EXCERPTED DATA.
◆ ◆ ◆ ◆ ◆

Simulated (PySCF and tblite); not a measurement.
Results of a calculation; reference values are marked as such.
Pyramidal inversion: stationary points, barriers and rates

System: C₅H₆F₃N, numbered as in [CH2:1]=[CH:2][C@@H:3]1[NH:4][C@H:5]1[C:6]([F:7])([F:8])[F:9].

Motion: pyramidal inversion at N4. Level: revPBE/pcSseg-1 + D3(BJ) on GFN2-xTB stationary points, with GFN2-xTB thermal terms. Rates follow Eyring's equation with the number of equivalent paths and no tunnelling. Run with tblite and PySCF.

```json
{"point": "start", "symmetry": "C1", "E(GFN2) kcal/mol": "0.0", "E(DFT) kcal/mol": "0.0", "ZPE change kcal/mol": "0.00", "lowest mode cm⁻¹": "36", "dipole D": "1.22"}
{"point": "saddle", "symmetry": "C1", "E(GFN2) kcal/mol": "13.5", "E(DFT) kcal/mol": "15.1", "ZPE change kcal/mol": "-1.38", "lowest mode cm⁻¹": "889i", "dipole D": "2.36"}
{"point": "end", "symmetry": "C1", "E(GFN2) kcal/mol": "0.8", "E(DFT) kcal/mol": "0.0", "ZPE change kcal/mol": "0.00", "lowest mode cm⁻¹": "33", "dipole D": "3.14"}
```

◆ ◆ ◆ ◆ ◆

ASSIGNMENT. All that belongs in the answer is an exact copy of the lines from the start of the records above through the line with "System: C₅H₆F₃N, numbered".

TASK OUTPUT.
Simulated (PySCF and tblite); not a measurement.
Results of a calculation; reference values are marked as such.
Pyramidal inversion: stationary points, barriers and rates

System: C₅H₆F₃N, numbered as in [CH2:1]=[CH:2][C@@H:3]1[NH:4][C@H:5]1[C:6]([F:7])([F:8])[F:9].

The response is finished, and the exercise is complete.